Output the data word for word. Begin at its first line and end at the line with "Q: The runs".

┏━━

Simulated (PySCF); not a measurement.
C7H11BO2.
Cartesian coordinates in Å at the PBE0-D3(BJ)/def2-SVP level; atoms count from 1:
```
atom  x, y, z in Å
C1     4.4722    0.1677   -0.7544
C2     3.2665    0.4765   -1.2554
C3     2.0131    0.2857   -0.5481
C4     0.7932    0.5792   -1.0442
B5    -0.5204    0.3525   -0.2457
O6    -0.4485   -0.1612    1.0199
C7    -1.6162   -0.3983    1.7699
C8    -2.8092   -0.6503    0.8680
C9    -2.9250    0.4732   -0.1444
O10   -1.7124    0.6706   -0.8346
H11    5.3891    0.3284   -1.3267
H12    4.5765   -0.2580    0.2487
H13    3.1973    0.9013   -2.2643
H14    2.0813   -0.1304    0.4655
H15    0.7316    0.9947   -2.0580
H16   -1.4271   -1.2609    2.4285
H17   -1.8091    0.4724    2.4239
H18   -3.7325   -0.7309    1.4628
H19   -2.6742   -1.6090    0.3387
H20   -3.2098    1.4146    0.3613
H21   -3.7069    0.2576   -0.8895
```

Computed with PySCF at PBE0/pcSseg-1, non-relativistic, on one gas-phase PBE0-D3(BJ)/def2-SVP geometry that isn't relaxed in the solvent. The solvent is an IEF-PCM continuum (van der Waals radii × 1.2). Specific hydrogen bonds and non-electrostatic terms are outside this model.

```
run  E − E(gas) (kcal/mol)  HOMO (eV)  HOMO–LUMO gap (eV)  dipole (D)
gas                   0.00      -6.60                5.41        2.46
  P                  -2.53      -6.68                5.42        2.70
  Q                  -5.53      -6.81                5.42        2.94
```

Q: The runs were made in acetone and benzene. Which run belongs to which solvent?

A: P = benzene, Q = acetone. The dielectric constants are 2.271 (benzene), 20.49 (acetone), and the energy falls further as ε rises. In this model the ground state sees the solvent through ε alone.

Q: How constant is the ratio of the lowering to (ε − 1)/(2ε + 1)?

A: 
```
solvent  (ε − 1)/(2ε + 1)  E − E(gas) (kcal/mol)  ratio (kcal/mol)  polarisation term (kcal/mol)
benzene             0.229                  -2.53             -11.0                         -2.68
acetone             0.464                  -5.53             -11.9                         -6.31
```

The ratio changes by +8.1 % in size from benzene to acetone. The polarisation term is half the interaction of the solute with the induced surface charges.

┗━━

WRITTEN ANSWER.
Simulated (PySCF); not a measurement.
C7H11BO2.
Cartesian coordinates in Å at the PBE0-D3(BJ)/def2-SVP level; atoms count from 1:
```
atom  x, y, z in Å
C1     4.4722    0.1677   -0.7544
C2     3.2665    0.4765   -1.2554
C3     2.0131    0.2857   -0.5481
C4     0.7932    0.5792   -1.0442
B5    -0.5204    0.3525   -0.2457
O6    -0.4485   -0.1612    1.0199
C7    -1.6162   -0.3983    1.7699
C8    -2.8092   -0.6503    0.8680
C9    -2.9250    0.4732   -0.1444
O10   -1.7124    0.6706   -0.8346
H11    5.3891    0.3284   -1.3267
H12    4.5765   -0.2580    0.2487
H13    3.1973    0.9013   -2.2643
H14    2.0813   -0.1304    0.4655
H15    0.7316    0.9947   -2.0580
H16   -1.4271   -1.2609    2.4285
H17   -1.8091    0.4724    2.4239
H18   -3.7325   -0.7309    1.4628
H19   -2.6742   -1.6090    0.3387
H20   -3.2098    1.4146    0.3613
H21   -3.7069    0.2576   -0.8895
```

Computed with PySCF at PBE0/pcSseg-1, non-relativistic, on one gas-phase PBE0-D3(BJ)/def2-SVP geometry that isn't relaxed in the solvent. The solvent is an IEF-PCM continuum (van der Waals radii × 1.2). Specific hydrogen bonds and non-electrostatic terms are outside this model.

```
run  E − E(gas) (kcal/mol)  HOMO (eV)  HOMO–LUMO gap (eV)  dipole (D)
gas                   0.00      -6.60                5.41        2.46
  P                  -2.53      -6.68                5.42        2.70
  Q                  -5.53      -6.81                5.42        2.94
```

Q: The runs were made in acetone and benzene. Which run belongs to which solvent?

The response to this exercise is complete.